§ **Requirement**: Each entry should be written out again exactly, so that nothing is lost.

§ **Data under study**:
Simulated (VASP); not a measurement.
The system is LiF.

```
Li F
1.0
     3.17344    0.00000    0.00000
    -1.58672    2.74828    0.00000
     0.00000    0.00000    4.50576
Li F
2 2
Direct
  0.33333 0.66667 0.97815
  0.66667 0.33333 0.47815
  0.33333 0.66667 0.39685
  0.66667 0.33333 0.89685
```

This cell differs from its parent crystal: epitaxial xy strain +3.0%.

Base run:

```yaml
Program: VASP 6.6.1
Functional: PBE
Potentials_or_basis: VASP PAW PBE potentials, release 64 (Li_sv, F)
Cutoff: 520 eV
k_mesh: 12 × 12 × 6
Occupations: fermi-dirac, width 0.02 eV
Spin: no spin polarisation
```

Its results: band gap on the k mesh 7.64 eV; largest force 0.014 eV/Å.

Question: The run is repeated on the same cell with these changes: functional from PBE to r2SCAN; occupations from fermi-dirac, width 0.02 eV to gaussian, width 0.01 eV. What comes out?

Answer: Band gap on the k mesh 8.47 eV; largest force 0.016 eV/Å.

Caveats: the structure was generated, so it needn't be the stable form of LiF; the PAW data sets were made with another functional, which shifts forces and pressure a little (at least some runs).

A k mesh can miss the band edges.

§ **Answer area**:
Simulated (VASP); not a measurement.
The system is LiF.

```
Li F
1.0
     3.17344    0.00000    0.00000
    -1.58672    2.74828    0.00000
     0.00000    0.00000    4.50576
Li F
2 2
Direct
  0.33333 0.66667 0.97815
  0.66667 0.33333 0.47815
  0.33333 0.66667 0.39685
  0.66667 0.33333 0.89685
```

This cell differs from its parent crystal: epitaxial xy strain +3.0%.

Base run:

```yaml
Program: VASP 6.6.1
Functional: PBE
Potentials_or_basis: VASP PAW PBE potentials, release 64 (Li_sv, F)
Cutoff: 520 eV
k_mesh: 12 × 12 × 6
Occupations: fermi-dirac, width 0.02 eV
Spin: no spin polarisation
```

Its results: band gap on the k mesh 7.64 eV; largest force 0.014 eV/Å.

Question: The run is repeated on the same cell with these changes: functional from PBE to r2SCAN; occupations from fermi-dirac, width 0.02 eV to gaussian, width 0.01 eV. What comes out?

Answer: Band gap on the k mesh 8.47 eV; largest force 0.016 eV/Å.

Caveats: the structure was generated, so it needn't be the stable form of LiF; the PAW data sets were made with another functional, which shifts forces and pressure a little (at least some runs).

A k mesh can miss the band edges.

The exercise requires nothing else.